== PROVIDED INFORMATION ==
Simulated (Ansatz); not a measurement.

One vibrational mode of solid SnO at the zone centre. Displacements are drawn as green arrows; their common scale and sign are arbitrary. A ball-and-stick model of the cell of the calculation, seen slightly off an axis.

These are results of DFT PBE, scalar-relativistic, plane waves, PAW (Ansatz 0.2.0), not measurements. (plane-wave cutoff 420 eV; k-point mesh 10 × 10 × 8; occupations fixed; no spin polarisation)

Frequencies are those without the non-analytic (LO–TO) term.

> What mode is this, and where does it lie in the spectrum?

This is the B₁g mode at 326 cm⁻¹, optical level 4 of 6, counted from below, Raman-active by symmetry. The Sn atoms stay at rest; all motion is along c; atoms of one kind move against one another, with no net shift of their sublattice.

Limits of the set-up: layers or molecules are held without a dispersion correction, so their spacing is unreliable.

== TASK ITEM ==
Look back at the entries above. Retype the line with "in the spectrum?", the line with "This is the", and all lines in between.

== TASK OUTPUT ==
> What mode is this, and where does it lie in the spectrum?

This is the B₁g mode at 326 cm⁻¹, optical level 4 of 6, counted from below, Raman-active by symmetry. The Sn atoms stay at rest; all motion is along c; atoms of one kind move against one another, with no net shift of their sublattice.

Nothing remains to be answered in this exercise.